Available data:
******
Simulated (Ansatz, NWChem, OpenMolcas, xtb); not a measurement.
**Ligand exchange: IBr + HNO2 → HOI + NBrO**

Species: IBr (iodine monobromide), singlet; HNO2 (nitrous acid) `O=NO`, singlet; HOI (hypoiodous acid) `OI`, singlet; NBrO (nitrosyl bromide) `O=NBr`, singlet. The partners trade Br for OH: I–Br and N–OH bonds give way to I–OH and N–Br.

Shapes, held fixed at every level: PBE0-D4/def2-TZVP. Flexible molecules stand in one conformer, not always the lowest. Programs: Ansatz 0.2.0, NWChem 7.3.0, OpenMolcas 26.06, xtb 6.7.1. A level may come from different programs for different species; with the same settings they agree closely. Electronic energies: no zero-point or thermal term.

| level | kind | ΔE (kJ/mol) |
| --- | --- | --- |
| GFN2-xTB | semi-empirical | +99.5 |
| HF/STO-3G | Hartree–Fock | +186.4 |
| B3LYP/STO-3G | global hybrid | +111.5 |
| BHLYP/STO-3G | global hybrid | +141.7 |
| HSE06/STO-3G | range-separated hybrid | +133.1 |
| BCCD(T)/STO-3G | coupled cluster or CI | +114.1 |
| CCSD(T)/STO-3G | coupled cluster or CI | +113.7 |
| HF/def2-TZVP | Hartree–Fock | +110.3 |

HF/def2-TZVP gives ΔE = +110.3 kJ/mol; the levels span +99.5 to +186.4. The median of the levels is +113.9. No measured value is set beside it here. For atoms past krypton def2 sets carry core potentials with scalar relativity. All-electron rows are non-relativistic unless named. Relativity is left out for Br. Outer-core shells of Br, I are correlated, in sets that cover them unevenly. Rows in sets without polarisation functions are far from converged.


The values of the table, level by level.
******

Assignment:
Exactly the lines from the start of the entries through the one bearing "Species: IBr (iodine" are to be output, with both ends included.

Exercise output:
Simulated (Ansatz, NWChem, OpenMolcas, xtb); not a measurement.
**Ligand exchange: IBr + HNO2 → HOI + NBrO**

Species: IBr (iodine monobromide), singlet; HNO2 (nitrous acid) `O=NO`, singlet; HOI (hypoiodous acid) `OI`, singlet; NBrO (nitrosyl bromide) `O=NBr`, singlet. The partners trade Br for OH: I–Br and N–OH bonds give way to I–OH and N–Br.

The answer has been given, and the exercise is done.